SUPPLIED RECORDS Start Marker
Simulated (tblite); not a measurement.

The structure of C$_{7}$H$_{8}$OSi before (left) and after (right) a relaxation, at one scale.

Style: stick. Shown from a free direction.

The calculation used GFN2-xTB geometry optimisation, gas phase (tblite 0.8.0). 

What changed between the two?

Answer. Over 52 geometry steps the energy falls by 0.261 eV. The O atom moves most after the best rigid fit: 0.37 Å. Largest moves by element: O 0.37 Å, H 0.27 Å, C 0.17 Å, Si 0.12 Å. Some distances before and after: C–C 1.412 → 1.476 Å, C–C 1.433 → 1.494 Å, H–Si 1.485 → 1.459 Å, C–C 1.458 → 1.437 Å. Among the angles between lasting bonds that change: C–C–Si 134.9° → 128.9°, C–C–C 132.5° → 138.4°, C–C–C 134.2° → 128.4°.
SUPPLIED RECORDS End Marker

Retype exactly the lines of the data above, starting at its first line and finishing with the line that has "The calculation used" in it.

Simulated (tblite); not a measurement.

The structure of C$_{7}$H$_{8}$OSi before (left) and after (right) a relaxation, at one scale.

Style: stick. Shown from a free direction.

The calculation used GFN2-xTB geometry optimisation, gas phase (tblite 0.8.0). 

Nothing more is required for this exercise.